== RECORD SET ==
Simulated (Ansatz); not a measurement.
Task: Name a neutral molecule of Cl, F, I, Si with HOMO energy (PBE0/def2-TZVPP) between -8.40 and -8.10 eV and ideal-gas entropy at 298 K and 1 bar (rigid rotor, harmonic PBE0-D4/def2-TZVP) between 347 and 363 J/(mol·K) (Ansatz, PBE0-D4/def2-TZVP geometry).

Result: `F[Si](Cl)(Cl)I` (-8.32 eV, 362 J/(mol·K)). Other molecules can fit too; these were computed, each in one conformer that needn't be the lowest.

== WORK INSTRUCTION ==
Write out, unaltered, the lines from the opening of the listing through the line that includes "Task: Name a".

== ANSWER BOX ==
Simulated (Ansatz); not a measurement.
Task: Name a neutral molecule of Cl, F, I, Si with HOMO energy (PBE0/def2-TZVPP) between -8.40 and -8.10 eV and ideal-gas entropy at 298 K and 1 bar (rigid rotor, harmonic PBE0-D4/def2-TZVP) between 347 and 363 J/(mol·K) (Ansatz, PBE0-D4/def2-TZVP geometry).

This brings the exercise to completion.